ACTION ITEM » Exactly as written, copy the lines that run from the start of the data below to the line containing "The runs use", both ends included.

DATASET EXTRACT »
____________________

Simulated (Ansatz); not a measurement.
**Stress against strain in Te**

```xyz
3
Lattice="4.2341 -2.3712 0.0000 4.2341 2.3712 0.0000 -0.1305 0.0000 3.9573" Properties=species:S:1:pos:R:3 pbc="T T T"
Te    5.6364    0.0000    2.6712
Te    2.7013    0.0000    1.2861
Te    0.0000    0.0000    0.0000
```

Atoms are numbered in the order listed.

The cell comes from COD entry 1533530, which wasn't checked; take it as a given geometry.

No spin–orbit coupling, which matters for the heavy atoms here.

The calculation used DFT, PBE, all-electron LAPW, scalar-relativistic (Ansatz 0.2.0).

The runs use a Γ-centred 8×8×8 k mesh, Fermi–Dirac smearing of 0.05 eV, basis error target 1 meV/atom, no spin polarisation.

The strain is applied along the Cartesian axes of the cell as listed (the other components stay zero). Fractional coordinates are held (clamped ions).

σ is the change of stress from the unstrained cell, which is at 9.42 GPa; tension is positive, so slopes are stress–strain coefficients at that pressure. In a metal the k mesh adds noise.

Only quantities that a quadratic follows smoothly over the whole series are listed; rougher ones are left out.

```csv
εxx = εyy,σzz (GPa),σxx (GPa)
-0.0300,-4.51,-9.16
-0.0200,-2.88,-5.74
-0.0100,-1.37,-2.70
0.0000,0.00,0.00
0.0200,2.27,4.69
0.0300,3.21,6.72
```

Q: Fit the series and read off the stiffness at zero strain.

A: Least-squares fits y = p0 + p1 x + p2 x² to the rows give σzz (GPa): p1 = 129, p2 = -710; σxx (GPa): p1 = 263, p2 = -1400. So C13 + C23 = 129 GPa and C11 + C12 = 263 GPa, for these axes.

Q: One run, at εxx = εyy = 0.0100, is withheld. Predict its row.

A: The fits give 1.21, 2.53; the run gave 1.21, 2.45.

____________________

YOUR SOLUTION »
Simulated (Ansatz); not a measurement.
**Stress against strain in Te**

```xyz
3
Lattice="4.2341 -2.3712 0.0000 4.2341 2.3712 0.0000 -0.1305 0.0000 3.9573" Properties=species:S:1:pos:R:3 pbc="T T T"
Te    5.6364    0.0000    2.6712
Te    2.7013    0.0000    1.2861
Te    0.0000    0.0000    0.0000
```

Atoms are numbered in the order listed.

The cell comes from COD entry 1533530, which wasn't checked; take it as a given geometry.

No spin–orbit coupling, which matters for the heavy atoms here.

The calculation used DFT, PBE, all-electron LAPW, scalar-relativistic (Ansatz 0.2.0).

The runs use a Γ-centred 8×8×8 k mesh, Fermi–Dirac smearing of 0.05 eV, basis error target 1 meV/atom, no spin polarisation.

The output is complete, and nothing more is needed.